* [Given records]
*** Begin section ***
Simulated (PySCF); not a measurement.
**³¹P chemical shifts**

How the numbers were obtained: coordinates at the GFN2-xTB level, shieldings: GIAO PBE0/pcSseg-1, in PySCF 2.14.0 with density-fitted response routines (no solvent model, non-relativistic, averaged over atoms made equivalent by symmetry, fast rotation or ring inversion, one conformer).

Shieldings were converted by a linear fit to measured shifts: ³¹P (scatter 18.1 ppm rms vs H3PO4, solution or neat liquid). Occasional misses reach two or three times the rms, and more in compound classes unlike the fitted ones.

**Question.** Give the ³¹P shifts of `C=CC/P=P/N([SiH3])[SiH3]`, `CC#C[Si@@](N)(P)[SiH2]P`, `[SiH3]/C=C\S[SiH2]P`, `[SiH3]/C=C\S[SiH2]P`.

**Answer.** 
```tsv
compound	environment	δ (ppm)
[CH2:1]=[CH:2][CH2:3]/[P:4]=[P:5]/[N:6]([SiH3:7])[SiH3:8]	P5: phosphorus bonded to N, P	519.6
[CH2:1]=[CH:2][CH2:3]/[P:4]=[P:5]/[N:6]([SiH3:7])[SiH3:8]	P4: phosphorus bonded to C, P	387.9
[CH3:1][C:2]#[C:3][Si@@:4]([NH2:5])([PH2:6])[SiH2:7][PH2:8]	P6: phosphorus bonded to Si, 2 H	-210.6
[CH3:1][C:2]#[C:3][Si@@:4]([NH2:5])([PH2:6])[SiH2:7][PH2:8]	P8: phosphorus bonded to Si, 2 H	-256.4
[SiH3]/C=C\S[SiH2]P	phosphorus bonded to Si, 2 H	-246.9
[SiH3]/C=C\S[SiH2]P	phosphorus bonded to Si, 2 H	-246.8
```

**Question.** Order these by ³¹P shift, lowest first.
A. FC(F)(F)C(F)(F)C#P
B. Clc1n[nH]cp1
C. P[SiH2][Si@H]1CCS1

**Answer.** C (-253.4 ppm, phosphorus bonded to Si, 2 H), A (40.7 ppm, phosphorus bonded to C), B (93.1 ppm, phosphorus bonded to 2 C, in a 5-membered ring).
*** End section ***

* [Work item] Begin at the first line of the records above and restate each line word for word, stopping after the line with "Shieldings were converted".

* [Task response]
Simulated (PySCF); not a measurement.
**³¹P chemical shifts**

How the numbers were obtained: coordinates at the GFN2-xTB level, shieldings: GIAO PBE0/pcSseg-1, in PySCF 2.14.0 with density-fitted response routines (no solvent model, non-relativistic, averaged over atoms made equivalent by symmetry, fast rotation or ring inversion, one conformer).

Shieldings were converted by a linear fit to measured shifts: ³¹P (scatter 18.1 ppm rms vs H3PO4, solution or neat liquid). Occasional misses reach two or three times the rms, and more in compound classes unlike the fitted ones.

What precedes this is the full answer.